§ Requirement: Return the records exactly, from the first line through the "The runs use" line.

§ Data for analysis:
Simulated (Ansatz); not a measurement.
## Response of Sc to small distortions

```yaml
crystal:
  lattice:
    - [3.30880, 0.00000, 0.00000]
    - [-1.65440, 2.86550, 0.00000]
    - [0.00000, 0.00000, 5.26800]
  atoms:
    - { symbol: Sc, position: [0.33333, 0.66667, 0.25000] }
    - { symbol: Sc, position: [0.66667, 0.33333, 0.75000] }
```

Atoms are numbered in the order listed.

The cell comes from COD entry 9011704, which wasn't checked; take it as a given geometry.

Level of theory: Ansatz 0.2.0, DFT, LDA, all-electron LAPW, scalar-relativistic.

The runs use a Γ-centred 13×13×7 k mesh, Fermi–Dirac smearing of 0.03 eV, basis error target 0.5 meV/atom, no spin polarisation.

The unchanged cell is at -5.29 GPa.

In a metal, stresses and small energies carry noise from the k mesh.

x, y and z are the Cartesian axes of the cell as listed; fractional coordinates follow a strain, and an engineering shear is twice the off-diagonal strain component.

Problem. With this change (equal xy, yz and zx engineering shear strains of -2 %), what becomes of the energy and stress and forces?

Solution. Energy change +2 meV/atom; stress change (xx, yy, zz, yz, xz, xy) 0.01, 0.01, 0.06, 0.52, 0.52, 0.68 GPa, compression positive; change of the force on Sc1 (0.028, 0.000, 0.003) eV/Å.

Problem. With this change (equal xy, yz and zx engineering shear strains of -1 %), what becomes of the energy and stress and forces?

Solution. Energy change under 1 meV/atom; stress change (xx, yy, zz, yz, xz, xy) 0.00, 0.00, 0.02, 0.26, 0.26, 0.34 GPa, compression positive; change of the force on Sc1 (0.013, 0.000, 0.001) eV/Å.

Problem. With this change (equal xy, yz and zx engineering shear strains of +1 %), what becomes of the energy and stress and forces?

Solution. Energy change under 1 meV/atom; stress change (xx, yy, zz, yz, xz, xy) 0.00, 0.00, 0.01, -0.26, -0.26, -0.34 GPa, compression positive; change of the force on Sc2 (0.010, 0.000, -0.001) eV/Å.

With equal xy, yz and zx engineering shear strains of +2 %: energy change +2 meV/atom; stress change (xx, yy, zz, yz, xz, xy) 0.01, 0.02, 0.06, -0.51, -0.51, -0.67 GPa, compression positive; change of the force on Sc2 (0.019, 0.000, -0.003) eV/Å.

§ Exercise response:
Simulated (Ansatz); not a measurement.
## Response of Sc to small distortions

```yaml
crystal:
  lattice:
    - [3.30880, 0.00000, 0.00000]
    - [-1.65440, 2.86550, 0.00000]
    - [0.00000, 0.00000, 5.26800]
  atoms:
    - { symbol: Sc, position: [0.33333, 0.66667, 0.25000] }
    - { symbol: Sc, position: [0.66667, 0.33333, 0.75000] }
```

Atoms are numbered in the order listed.

The cell comes from COD entry 9011704, which wasn't checked; take it as a given geometry.

Level of theory: Ansatz 0.2.0, DFT, LDA, all-electron LAPW, scalar-relativistic.

The runs use a Γ-centred 13×13×7 k mesh, Fermi–Dirac smearing of 0.03 eV, basis error target 0.5 meV/atom, no spin polarisation.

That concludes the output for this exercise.